§ Activity: Your job is to set down the stretch of entries that opens with the line containing "Molecular formula: C₇H₅F₃O." and closes with the line containing "J = 21.7 Hz).". Keep both end lines, copy each exactly, and add nothing.

§ Stored data:
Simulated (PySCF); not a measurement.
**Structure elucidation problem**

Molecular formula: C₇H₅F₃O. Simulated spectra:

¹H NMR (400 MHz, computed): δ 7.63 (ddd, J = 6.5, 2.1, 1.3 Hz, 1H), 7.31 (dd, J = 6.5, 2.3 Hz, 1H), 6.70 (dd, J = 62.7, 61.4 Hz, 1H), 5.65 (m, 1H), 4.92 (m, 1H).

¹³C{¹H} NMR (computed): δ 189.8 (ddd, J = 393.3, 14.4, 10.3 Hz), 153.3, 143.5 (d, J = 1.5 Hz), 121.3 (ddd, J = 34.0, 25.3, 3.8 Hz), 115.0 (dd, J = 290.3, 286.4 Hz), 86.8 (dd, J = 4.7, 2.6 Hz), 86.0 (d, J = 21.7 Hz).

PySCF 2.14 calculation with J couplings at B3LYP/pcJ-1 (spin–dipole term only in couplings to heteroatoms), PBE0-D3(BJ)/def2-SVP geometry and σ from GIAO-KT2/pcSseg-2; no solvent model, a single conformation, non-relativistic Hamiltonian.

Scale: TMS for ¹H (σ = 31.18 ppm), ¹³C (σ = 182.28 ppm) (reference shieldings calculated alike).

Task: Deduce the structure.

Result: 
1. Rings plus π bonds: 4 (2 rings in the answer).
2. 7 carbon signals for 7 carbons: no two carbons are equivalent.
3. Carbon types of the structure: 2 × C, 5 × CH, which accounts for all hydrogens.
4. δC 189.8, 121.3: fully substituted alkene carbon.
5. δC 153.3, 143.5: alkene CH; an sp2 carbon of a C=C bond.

§ Your response:
Molecular formula: C₇H₅F₃O. Simulated spectra:

¹H NMR (400 MHz, computed): δ 7.63 (ddd, J = 6.5, 2.1, 1.3 Hz, 1H), 7.31 (dd, J = 6.5, 2.3 Hz, 1H), 6.70 (dd, J = 62.7, 61.4 Hz, 1H), 5.65 (m, 1H), 4.92 (m, 1H).

¹³C{¹H} NMR (computed): δ 189.8 (ddd, J = 393.3, 14.4, 10.3 Hz), 153.3, 143.5 (d, J = 1.5 Hz), 121.3 (ddd, J = 34.0, 25.3, 3.8 Hz), 115.0 (dd, J = 290.3, 286.4 Hz), 86.8 (dd, J = 4.7, 2.6 Hz), 86.0 (d, J = 21.7 Hz).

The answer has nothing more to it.